Work instruction
In the data below, one line contains "A. hydrostatic pressure 10 GPa" and a later one contains "A, hydrostatic pressure 10 GPa". Print both, with every line between them, exactly and alone.

=== Section Start ===

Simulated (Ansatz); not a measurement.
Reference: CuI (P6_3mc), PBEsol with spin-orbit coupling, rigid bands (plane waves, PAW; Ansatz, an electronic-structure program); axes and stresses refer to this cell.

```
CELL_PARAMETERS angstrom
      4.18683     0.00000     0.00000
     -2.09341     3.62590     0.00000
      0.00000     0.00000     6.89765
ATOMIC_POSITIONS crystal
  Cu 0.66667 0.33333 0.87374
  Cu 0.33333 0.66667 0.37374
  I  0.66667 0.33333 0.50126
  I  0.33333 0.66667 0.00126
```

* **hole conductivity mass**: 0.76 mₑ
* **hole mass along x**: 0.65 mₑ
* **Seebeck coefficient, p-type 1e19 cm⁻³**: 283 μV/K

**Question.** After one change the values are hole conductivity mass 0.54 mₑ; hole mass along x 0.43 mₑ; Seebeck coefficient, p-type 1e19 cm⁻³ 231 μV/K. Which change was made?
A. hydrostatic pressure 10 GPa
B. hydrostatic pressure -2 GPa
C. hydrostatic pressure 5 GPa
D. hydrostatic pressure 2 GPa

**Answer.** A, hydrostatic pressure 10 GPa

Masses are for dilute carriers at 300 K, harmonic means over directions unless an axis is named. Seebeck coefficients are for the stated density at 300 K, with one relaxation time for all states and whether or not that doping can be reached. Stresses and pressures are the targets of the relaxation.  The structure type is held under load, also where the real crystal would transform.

=== Section End ===

Problem solution
A. hydrostatic pressure 10 GPa
B. hydrostatic pressure -2 GPa
C. hydrostatic pressure 5 GPa
D. hydrostatic pressure 2 GPa

**Answer.** A, hydrostatic pressure 10 GPa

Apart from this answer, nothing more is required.